• • •
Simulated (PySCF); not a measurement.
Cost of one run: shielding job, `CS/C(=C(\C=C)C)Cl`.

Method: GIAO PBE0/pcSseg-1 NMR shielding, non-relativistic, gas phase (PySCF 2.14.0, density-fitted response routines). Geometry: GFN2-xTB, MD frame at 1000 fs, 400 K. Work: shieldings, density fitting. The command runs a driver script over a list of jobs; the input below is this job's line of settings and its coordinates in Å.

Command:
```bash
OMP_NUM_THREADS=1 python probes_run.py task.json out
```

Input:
• • •

Work item |
Copy exactly the lines from the top of the entries through the line with "Cost of one" in it, please, keeping both ends and adding nothing.

Answer space |
Simulated (PySCF); not a measurement.
Cost of one run: shielding job, `CS/C(=C(\C=C)C)Cl`.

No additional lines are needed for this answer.